▶ [BRIEF]:
Retype the listing exactly, so that the copy matches it line for line.

▶ [DATA TO EXAMINE]:

_ _ _ _

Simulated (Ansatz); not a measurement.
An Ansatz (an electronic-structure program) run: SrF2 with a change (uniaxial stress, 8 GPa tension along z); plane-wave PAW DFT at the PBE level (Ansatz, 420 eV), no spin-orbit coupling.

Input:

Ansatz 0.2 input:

_ _ _ _

▶ [TASK OUTPUT]:
Simulated (Ansatz); not a measurement.
An Ansatz (an electronic-structure program) run: SrF2 with a change (uniaxial stress, 8 GPa tension along z); plane-wave PAW DFT at the PBE level (Ansatz, 420 eV), no spin-orbit coupling.

Input:

Ansatz 0.2 input:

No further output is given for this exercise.